Exercise:
Exactly as they appear, copy the lines from the start of the entries below to the line containing "Born–Oppenheimer molecular dynamics", both ends included.

Extracted entries: Begin

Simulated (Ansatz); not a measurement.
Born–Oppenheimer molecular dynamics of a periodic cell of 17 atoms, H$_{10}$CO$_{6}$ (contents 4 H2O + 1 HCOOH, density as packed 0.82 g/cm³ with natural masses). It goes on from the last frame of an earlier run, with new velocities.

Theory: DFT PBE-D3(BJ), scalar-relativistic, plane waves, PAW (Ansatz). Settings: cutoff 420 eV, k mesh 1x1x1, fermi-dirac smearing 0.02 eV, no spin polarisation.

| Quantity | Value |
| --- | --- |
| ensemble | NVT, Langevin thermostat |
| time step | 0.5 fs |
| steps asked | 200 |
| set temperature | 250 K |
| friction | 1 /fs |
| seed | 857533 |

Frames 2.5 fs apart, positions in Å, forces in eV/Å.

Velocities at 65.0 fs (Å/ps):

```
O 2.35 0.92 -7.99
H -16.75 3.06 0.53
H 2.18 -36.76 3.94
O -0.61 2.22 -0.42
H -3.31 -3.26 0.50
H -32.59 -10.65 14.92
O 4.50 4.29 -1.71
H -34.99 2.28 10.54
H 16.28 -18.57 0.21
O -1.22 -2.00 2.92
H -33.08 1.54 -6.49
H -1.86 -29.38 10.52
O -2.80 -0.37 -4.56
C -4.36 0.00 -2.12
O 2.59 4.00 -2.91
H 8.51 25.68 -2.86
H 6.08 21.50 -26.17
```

Extracted entries: End

Task solution:
Simulated (Ansatz); not a measurement.
Born–Oppenheimer molecular dynamics of a periodic cell of 17 atoms, H$_{10}$CO$_{6}$ (contents 4 H2O + 1 HCOOH, density as packed 0.82 g/cm³ with natural masses). It goes on from the last frame of an earlier run, with new velocities.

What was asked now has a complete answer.